### Data
□ □ □ □ □ □ □

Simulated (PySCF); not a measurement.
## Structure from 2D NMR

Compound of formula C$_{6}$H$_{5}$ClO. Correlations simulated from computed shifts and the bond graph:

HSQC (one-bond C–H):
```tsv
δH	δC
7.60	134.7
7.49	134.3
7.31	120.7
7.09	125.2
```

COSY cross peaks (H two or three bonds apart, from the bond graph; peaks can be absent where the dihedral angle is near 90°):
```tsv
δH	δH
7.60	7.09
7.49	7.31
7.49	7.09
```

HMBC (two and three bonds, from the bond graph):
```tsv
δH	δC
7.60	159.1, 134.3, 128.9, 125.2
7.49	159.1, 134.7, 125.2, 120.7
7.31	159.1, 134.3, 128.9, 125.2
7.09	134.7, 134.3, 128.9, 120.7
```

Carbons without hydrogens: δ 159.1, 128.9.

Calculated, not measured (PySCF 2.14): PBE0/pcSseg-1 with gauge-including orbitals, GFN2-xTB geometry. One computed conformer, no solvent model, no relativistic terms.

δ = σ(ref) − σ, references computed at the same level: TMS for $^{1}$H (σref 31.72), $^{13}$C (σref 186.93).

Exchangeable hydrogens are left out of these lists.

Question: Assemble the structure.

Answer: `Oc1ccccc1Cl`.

□ □ □ □ □ □ □

### Work item
The full set of records must be output again exactly.

### Exercise response
Simulated (PySCF); not a measurement.
## Structure from 2D NMR

Compound of formula C$_{6}$H$_{5}$ClO. Correlations simulated from computed shifts and the bond graph:

HSQC (one-bond C–H):
```tsv
δH	δC
7.60	134.7
7.49	134.3
7.31	120.7
7.09	125.2
```

COSY cross peaks (H two or three bonds apart, from the bond graph; peaks can be absent where the dihedral angle is near 90°):
```tsv
δH	δH
7.60	7.09
7.49	7.31
7.49	7.09
```

HMBC (two and three bonds, from the bond graph):
```tsv
δH	δC
7.60	159.1, 134.3, 128.9, 125.2
7.49	159.1, 134.7, 125.2, 120.7
7.31	159.1, 134.3, 128.9, 125.2
7.09	134.7, 134.3, 128.9, 120.7
```

Carbons without hydrogens: δ 159.1, 128.9.

Calculated, not measured (PySCF 2.14): PBE0/pcSseg-1 with gauge-including orbitals, GFN2-xTB geometry. One computed conformer, no solvent model, no relativistic terms.

δ = σ(ref) − σ, references computed at the same level: TMS for $^{1}$H (σref 31.72), $^{13}$C (σref 186.93).

Exchangeable hydrogens are left out of these lists.

Question: Assemble the structure.

Answer: `Oc1ccccc1Cl`.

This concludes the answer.